◇ ◇ ◇ ◇ ◇

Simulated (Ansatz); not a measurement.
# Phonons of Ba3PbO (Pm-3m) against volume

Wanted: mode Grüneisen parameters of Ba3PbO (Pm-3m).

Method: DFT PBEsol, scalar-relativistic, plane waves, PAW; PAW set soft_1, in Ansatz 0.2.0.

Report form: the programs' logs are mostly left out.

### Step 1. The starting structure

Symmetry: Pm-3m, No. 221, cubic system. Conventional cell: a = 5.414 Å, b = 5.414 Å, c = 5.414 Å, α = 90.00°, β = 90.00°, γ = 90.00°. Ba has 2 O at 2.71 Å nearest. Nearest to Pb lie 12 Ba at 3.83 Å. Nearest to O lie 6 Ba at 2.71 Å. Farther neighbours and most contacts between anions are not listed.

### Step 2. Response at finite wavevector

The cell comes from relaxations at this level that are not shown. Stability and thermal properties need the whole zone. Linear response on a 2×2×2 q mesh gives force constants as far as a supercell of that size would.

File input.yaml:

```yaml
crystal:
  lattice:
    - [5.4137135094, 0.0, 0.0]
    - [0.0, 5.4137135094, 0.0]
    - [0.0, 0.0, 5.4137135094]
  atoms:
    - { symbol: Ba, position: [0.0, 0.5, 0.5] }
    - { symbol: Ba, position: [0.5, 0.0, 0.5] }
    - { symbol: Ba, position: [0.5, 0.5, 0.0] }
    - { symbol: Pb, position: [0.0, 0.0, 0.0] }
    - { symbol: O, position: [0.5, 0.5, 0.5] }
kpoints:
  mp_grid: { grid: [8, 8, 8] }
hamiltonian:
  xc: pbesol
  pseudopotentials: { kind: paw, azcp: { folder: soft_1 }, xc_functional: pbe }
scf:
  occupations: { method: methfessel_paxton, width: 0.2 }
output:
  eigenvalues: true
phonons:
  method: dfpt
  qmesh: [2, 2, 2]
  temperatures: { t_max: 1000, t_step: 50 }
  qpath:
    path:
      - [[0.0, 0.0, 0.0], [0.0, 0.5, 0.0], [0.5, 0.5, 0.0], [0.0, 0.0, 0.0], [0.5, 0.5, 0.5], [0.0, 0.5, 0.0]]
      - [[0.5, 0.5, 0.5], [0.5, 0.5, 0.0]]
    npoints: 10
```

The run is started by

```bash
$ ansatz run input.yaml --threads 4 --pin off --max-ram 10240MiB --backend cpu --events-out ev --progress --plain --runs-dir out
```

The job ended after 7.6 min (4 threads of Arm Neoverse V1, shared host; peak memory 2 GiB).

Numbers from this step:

◇ ◇ ◇ ◇ ◇

Please give back the records exactly as written, beginning at the first line and including the line that holds "Report form: the" as the last.

> EXERCISE ANSWER:
Simulated (Ansatz); not a measurement.
# Phonons of Ba3PbO (Pm-3m) against volume

Wanted: mode Grüneisen parameters of Ba3PbO (Pm-3m).

Method: DFT PBEsol, scalar-relativistic, plane waves, PAW; PAW set soft_1, in Ansatz 0.2.0.

Report form: the programs' logs are mostly left out.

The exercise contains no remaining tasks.